ACTIVITY: Transcribe the data that follows, exactly and in full.

(DATASET EXTRACT begins)

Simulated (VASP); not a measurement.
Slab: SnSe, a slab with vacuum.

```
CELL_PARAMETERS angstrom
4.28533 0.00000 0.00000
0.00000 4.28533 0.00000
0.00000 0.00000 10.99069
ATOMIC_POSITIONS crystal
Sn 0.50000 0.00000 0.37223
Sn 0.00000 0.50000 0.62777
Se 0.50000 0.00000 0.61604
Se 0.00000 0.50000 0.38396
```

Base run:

(DATASET EXTRACT ends)

EXERCISE SOLUTION:
Simulated (VASP); not a measurement.
Slab: SnSe, a slab with vacuum.

```
CELL_PARAMETERS angstrom
4.28533 0.00000 0.00000
0.00000 4.28533 0.00000
0.00000 0.00000 10.99069
ATOMIC_POSITIONS crystal
Sn 0.50000 0.00000 0.37223
Sn 0.00000 0.50000 0.62777
Se 0.50000 0.00000 0.61604
Se 0.00000 0.50000 0.38396
```

Base run:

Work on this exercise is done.